- _Work order_:
Starting at the first entry, print everything through the last exactly.

- _Information supplied_:
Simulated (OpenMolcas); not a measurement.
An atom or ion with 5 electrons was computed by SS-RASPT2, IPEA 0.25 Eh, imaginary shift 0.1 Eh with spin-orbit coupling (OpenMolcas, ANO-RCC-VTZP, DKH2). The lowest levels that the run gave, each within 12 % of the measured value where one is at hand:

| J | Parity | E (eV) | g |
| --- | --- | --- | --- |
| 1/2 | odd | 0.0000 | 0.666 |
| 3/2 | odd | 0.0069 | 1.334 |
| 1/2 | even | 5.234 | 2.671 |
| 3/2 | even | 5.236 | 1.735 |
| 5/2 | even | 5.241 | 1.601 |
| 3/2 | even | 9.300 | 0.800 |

- _Answer space_:
Simulated (OpenMolcas); not a measurement.
An atom or ion with 5 electrons was computed by SS-RASPT2, IPEA 0.25 Eh, imaginary shift 0.1 Eh with spin-orbit coupling (OpenMolcas, ANO-RCC-VTZP, DKH2). The lowest levels that the run gave, each within 12 % of the measured value where one is at hand:

| J | Parity | E (eV) | g |
| --- | --- | --- | --- |
| 1/2 | odd | 0.0000 | 0.666 |
| 3/2 | odd | 0.0069 | 1.334 |
| 1/2 | even | 5.234 | 2.671 |
| 3/2 | even | 5.236 | 1.735 |
| 5/2 | even | 5.241 | 1.601 |
| 3/2 | even | 9.300 | 0.800 |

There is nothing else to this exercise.